-- Supplied data follows --

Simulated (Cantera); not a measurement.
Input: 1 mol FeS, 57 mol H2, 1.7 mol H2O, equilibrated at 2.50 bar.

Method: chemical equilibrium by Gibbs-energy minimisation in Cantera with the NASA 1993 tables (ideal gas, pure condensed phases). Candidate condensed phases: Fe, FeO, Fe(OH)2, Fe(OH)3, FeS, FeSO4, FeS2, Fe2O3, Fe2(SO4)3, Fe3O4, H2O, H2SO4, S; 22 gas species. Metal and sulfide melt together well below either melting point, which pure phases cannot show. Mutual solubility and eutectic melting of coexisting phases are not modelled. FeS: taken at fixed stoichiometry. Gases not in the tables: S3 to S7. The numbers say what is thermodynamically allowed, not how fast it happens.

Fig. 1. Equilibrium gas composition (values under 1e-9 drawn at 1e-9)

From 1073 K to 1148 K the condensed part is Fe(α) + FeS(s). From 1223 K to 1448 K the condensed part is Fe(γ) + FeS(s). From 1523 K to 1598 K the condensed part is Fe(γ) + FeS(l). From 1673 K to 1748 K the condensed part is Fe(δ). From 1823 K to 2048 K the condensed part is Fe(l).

-- Supplied data concluded --

[Work instruction]
Copy the lines above exactly, beginning at the line that has "Method: chemical equilibrium" and stopping after the line that has "Fig. 1. Equilibrium", and omit the rest.

[Response area]
Method: chemical equilibrium by Gibbs-energy minimisation in Cantera with the NASA 1993 tables (ideal gas, pure condensed phases). Candidate condensed phases: Fe, FeO, Fe(OH)2, Fe(OH)3, FeS, FeSO4, FeS2, Fe2O3, Fe2(SO4)3, Fe3O4, H2O, H2SO4, S; 22 gas species. Metal and sulfide melt together well below either melting point, which pure phases cannot show. Mutual solubility and eutectic melting of coexisting phases are not modelled. FeS: taken at fixed stoichiometry. Gases not in the tables: S3 to S7. The numbers say what is thermodynamically allowed, not how fast it happens.

Fig. 1. Equilibrium gas composition (values under 1e-9 drawn at 1e-9)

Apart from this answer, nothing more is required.